Entries provided:
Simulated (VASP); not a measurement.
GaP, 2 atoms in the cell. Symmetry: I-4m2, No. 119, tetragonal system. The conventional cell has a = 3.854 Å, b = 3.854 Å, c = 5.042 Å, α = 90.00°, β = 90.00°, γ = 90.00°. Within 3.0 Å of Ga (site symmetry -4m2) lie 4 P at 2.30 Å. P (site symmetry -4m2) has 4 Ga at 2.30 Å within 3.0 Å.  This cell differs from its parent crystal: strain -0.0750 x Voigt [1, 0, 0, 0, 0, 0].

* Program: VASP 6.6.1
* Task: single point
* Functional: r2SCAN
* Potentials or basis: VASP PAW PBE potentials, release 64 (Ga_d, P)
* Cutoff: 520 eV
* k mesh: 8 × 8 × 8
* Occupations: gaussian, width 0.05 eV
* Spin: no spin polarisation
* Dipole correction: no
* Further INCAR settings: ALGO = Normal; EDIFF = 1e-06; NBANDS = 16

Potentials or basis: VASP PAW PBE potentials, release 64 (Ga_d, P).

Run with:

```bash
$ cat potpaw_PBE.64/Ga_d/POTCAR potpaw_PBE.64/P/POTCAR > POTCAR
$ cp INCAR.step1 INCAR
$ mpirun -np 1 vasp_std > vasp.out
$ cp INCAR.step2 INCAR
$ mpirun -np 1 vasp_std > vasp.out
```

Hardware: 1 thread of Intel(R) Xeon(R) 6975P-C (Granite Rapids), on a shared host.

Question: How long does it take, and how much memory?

Exercise:
In the answer, each line of the data must appear exactly as written.

Solution:
Simulated (VASP); not a measurement.
GaP, 2 atoms in the cell. Symmetry: I-4m2, No. 119, tetragonal system. The conventional cell has a = 3.854 Å, b = 3.854 Å, c = 5.042 Å, α = 90.00°, β = 90.00°, γ = 90.00°. Within 3.0 Å of Ga (site symmetry -4m2) lie 4 P at 2.30 Å. P (site symmetry -4m2) has 4 Ga at 2.30 Å within 3.0 Å.  This cell differs from its parent crystal: strain -0.0750 x Voigt [1, 0, 0, 0, 0, 0].

* Program: VASP 6.6.1
* Task: single point
* Functional: r2SCAN
* Potentials or basis: VASP PAW PBE potentials, release 64 (Ga_d, P)
* Cutoff: 520 eV
* k mesh: 8 × 8 × 8
* Occupations: gaussian, width 0.05 eV
* Spin: no spin polarisation
* Dipole correction: no
* Further INCAR settings: ALGO = Normal; EDIFF = 1e-06; NBANDS = 16

Potentials or basis: VASP PAW PBE potentials, release 64 (Ga_d, P).

Run with:

```bash
$ cat potpaw_PBE.64/Ga_d/POTCAR potpaw_PBE.64/P/POTCAR > POTCAR
$ cp INCAR.step1 INCAR
$ mpirun -np 1 vasp_std > vasp.out
$ cp INCAR.step2 INCAR
$ mpirun -np 1 vasp_std > vasp.out
```

Hardware: 1 thread of Intel(R) Xeon(R) 6975P-C (Granite Rapids), on a shared host.

Question: How long does it take, and how much memory?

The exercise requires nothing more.